Entries shown:

#####

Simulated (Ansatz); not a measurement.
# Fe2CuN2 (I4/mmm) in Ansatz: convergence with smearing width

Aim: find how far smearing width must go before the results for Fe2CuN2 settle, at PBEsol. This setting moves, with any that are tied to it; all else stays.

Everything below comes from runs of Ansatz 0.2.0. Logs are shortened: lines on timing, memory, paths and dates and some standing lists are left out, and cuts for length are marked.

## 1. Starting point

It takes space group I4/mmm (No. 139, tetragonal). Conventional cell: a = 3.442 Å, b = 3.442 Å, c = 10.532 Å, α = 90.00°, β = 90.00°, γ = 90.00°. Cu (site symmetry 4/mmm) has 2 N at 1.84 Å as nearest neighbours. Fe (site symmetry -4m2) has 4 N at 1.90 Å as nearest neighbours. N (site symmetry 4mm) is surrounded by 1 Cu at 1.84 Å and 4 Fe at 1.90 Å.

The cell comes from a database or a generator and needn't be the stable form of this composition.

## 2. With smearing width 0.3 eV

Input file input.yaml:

#####

In the listing above, find the line holding "# Fe2CuN2 (I4/mmm)" and the line holding "## 2. With smearing width 0.3 eV", then output those two lines and every line between them exactly.

# Fe2CuN2 (I4/mmm) in Ansatz: convergence with smearing width

Aim: find how far smearing width must go before the results for Fe2CuN2 settle, at PBEsol. This setting moves, with any that are tied to it; all else stays.

Everything below comes from runs of Ansatz 0.2.0. Logs are shortened: lines on timing, memory, paths and dates and some standing lists are left out, and cuts for length are marked.

## 1. Starting point

It takes space group I4/mmm (No. 139, tetragonal). Conventional cell: a = 3.442 Å, b = 3.442 Å, c = 10.532 Å, α = 90.00°, β = 90.00°, γ = 90.00°. Cu (site symmetry 4/mmm) has 2 N at 1.84 Å as nearest neighbours. Fe (site symmetry -4m2) has 4 N at 1.90 Å as nearest neighbours. N (site symmetry 4mm) is surrounded by 1 Cu at 1.84 Å and 4 Fe at 1.90 Å.

The cell comes from a database or a generator and needn't be the stable form of this composition.

## 2. With smearing width 0.3 eV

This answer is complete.